(Provided information)
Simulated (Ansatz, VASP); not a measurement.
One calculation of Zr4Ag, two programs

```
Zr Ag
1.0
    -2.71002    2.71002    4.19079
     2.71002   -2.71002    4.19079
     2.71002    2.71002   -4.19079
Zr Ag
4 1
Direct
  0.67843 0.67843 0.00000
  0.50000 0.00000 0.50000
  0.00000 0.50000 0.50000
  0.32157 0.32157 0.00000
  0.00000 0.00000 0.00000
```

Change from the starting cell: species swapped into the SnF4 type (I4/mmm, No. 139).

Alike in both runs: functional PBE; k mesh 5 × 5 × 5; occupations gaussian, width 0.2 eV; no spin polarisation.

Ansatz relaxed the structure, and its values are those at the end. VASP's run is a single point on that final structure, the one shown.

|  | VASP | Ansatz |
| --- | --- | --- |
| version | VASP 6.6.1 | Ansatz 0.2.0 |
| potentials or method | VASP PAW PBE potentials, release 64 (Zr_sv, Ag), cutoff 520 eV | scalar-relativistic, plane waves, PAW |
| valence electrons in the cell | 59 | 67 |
(End Provided information)

Action item =
Return the data exactly, every line included.

Answer space =
Simulated (Ansatz, VASP); not a measurement.
One calculation of Zr4Ag, two programs

```
Zr Ag
1.0
    -2.71002    2.71002    4.19079
     2.71002   -2.71002    4.19079
     2.71002    2.71002   -4.19079
Zr Ag
4 1
Direct
  0.67843 0.67843 0.00000
  0.50000 0.00000 0.50000
  0.00000 0.50000 0.50000
  0.32157 0.32157 0.00000
  0.00000 0.00000 0.00000
```

Change from the starting cell: species swapped into the SnF4 type (I4/mmm, No. 139).

Alike in both runs: functional PBE; k mesh 5 × 5 × 5; occupations gaussian, width 0.2 eV; no spin polarisation.

Ansatz relaxed the structure, and its values are those at the end. VASP's run is a single point on that final structure, the one shown.

|  | VASP | Ansatz |
| --- | --- | --- |
| version | VASP 6.6.1 | Ansatz 0.2.0 |
| potentials or method | VASP PAW PBE potentials, release 64 (Zr_sv, Ag), cutoff 520 eV | scalar-relativistic, plane waves, PAW |
| valence electrons in the cell | 59 | 67 |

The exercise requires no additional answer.